▸ Data provided
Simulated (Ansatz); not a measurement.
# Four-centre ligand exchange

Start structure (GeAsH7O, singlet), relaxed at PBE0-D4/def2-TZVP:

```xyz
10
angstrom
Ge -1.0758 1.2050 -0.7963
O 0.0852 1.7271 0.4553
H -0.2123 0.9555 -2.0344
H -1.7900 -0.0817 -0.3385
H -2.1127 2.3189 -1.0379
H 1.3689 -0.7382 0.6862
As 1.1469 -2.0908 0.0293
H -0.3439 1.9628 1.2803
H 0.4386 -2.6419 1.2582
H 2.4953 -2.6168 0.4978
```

▸ Brief
All the entries are to be reproduced verbatim.

▸ Answer space
Simulated (Ansatz); not a measurement.
# Four-centre ligand exchange

Start structure (GeAsH7O, singlet), relaxed at PBE0-D4/def2-TZVP:

```xyz
10
angstrom
Ge -1.0758 1.2050 -0.7963
O 0.0852 1.7271 0.4553
H -0.2123 0.9555 -2.0344
H -1.7900 -0.0817 -0.3385
H -2.1127 2.3189 -1.0379
H 1.3689 -0.7382 0.6862
As 1.1469 -2.0908 0.0293
H -0.3439 1.9628 1.2803
H 0.4386 -2.6419 1.2582
H 2.4953 -2.6168 0.4978
```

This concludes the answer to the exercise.